Action item: Write out all of the data without omission, exactly as shown.

========================================
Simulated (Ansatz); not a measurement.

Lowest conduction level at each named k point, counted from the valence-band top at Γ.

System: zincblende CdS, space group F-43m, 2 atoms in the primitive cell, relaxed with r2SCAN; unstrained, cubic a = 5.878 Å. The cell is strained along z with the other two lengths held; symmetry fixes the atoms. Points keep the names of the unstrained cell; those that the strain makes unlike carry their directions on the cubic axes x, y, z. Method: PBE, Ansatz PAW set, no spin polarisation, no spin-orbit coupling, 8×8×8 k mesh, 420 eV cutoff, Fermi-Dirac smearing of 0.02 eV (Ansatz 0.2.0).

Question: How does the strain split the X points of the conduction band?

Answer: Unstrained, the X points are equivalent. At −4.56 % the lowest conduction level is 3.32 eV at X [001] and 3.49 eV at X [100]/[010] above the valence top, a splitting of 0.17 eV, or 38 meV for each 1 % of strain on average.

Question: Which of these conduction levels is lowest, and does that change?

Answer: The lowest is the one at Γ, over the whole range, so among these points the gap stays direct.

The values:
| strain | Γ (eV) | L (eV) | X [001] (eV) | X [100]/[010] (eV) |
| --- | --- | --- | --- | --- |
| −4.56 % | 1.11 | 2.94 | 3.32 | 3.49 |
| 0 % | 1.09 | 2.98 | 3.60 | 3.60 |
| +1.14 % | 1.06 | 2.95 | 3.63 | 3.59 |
========================================

Expected answer:
Simulated (Ansatz); not a measurement.

Lowest conduction level at each named k point, counted from the valence-band top at Γ.

System: zincblende CdS, space group F-43m, 2 atoms in the primitive cell, relaxed with r2SCAN; unstrained, cubic a = 5.878 Å. The cell is strained along z with the other two lengths held; symmetry fixes the atoms. Points keep the names of the unstrained cell; those that the strain makes unlike carry their directions on the cubic axes x, y, z. Method: PBE, Ansatz PAW set, no spin polarisation, no spin-orbit coupling, 8×8×8 k mesh, 420 eV cutoff, Fermi-Dirac smearing of 0.02 eV (Ansatz 0.2.0).

Question: How does the strain split the X points of the conduction band?

Answer: Unstrained, the X points are equivalent. At −4.56 % the lowest conduction level is 3.32 eV at X [001] and 3.49 eV at X [100]/[010] above the valence top, a splitting of 0.17 eV, or 38 meV for each 1 % of strain on average.

Question: Which of these conduction levels is lowest, and does that change?

Answer: The lowest is the one at Γ, over the whole range, so among these points the gap stays direct.

The values:
| strain | Γ (eV) | L (eV) | X [001] (eV) | X [100]/[010] (eV) |
| --- | --- | --- | --- | --- |
| −4.56 % | 1.11 | 2.94 | 3.32 | 3.49 |
| 0 % | 1.09 | 2.98 | 3.60 | 3.60 |
| +1.14 % | 1.06 | 2.95 | 3.63 | 3.59 |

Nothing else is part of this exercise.